Information given

◆ ◆ ◆

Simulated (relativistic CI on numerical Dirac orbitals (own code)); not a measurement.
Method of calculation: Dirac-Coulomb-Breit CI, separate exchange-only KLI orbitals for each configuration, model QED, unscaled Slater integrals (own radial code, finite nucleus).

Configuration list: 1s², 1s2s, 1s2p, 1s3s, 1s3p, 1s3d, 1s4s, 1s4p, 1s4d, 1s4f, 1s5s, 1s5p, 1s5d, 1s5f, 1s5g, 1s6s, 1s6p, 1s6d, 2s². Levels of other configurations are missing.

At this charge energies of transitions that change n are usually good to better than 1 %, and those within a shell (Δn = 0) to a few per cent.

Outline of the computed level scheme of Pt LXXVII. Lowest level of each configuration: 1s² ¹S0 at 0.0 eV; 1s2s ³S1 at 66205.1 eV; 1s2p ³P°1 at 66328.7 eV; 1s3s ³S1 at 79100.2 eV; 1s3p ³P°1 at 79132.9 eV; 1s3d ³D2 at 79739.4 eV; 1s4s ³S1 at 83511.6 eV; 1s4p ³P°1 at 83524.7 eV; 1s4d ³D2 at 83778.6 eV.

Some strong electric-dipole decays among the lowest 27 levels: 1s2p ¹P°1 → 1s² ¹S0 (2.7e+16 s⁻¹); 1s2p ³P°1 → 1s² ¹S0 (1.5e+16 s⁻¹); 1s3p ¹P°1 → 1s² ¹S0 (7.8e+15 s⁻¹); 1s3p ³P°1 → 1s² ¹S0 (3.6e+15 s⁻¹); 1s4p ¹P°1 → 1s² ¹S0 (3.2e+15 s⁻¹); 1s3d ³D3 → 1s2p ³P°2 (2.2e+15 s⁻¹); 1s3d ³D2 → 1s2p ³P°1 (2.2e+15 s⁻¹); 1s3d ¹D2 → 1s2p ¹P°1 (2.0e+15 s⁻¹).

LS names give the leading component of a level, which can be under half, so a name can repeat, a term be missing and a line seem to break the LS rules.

◆ ◆ ◆

Activity
Beginning at the first line of the records, give again each line exactly as written, ending with the line that contains "Some strong electric-dipole".

Task output
Simulated (relativistic CI on numerical Dirac orbitals (own code)); not a measurement.
Method of calculation: Dirac-Coulomb-Breit CI, separate exchange-only KLI orbitals for each configuration, model QED, unscaled Slater integrals (own radial code, finite nucleus).

Configuration list: 1s², 1s2s, 1s2p, 1s3s, 1s3p, 1s3d, 1s4s, 1s4p, 1s4d, 1s4f, 1s5s, 1s5p, 1s5d, 1s5f, 1s5g, 1s6s, 1s6p, 1s6d, 2s². Levels of other configurations are missing.

At this charge energies of transitions that change n are usually good to better than 1 %, and those within a shell (Δn = 0) to a few per cent.

Outline of the computed level scheme of Pt LXXVII. Lowest level of each configuration: 1s² ¹S0 at 0.0 eV; 1s2s ³S1 at 66205.1 eV; 1s2p ³P°1 at 66328.7 eV; 1s3s ³S1 at 79100.2 eV; 1s3p ³P°1 at 79132.9 eV; 1s3d ³D2 at 79739.4 eV; 1s4s ³S1 at 83511.6 eV; 1s4p ³P°1 at 83524.7 eV; 1s4d ³D2 at 83778.6 eV.

Some strong electric-dipole decays among the lowest 27 levels: 1s2p ¹P°1 → 1s² ¹S0 (2.7e+16 s⁻¹); 1s2p ³P°1 → 1s² ¹S0 (1.5e+16 s⁻¹); 1s3p ¹P°1 → 1s² ¹S0 (7.8e+15 s⁻¹); 1s3p ³P°1 → 1s² ¹S0 (3.6e+15 s⁻¹); 1s4p ¹P°1 → 1s² ¹S0 (3.2e+15 s⁻¹); 1s3d ³D3 → 1s2p ³P°2 (2.2e+15 s⁻¹); 1s3d ³D2 → 1s2p ³P°1 (2.2e+15 s⁻¹); 1s3d ¹D2 → 1s2p ¹P°1 (2.0e+15 s⁻¹).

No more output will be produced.